#### Assignment
Set down the lines below exactly as they stand, please. Go from the first through the one containing "## Step 1: The geometry".

#### Data supplied
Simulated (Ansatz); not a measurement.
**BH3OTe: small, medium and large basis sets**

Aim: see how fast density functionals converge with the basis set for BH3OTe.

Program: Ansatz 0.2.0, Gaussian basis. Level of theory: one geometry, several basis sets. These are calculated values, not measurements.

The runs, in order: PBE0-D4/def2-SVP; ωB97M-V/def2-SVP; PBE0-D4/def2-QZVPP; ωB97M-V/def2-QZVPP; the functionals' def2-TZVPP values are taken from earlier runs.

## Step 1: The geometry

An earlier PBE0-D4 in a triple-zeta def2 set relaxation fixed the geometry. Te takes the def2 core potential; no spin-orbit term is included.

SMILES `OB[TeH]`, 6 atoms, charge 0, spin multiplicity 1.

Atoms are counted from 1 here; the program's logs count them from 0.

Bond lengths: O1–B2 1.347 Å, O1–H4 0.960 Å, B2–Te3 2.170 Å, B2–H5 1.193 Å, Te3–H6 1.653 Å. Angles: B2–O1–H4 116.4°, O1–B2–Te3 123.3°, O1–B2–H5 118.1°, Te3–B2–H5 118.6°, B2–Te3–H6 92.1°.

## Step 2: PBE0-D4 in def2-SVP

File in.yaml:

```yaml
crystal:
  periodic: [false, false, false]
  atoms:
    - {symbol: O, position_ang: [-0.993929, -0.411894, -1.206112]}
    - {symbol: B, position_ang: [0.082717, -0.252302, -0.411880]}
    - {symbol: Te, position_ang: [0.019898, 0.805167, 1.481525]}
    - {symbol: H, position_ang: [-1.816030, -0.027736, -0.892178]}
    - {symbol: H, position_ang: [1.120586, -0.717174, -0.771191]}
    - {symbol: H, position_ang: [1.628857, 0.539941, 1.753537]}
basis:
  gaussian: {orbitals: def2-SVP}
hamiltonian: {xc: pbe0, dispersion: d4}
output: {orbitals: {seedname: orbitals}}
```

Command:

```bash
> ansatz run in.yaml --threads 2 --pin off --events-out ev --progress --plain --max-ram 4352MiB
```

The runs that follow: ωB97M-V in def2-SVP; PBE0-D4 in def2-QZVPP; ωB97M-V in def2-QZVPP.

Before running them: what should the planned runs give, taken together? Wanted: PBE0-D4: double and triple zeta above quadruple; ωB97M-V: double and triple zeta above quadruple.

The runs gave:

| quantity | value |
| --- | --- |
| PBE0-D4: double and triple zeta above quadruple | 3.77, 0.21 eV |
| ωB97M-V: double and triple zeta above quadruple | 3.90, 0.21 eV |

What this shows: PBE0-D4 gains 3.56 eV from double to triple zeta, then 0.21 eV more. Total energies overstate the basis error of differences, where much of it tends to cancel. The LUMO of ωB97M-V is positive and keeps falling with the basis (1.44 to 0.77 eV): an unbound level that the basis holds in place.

#### Exercise answer
Simulated (Ansatz); not a measurement.
**BH3OTe: small, medium and large basis sets**

Aim: see how fast density functionals converge with the basis set for BH3OTe.

Program: Ansatz 0.2.0, Gaussian basis. Level of theory: one geometry, several basis sets. These are calculated values, not measurements.

The runs, in order: PBE0-D4/def2-SVP; ωB97M-V/def2-SVP; PBE0-D4/def2-QZVPP; ωB97M-V/def2-QZVPP; the functionals' def2-TZVPP values are taken from earlier runs.

## Step 1: The geometry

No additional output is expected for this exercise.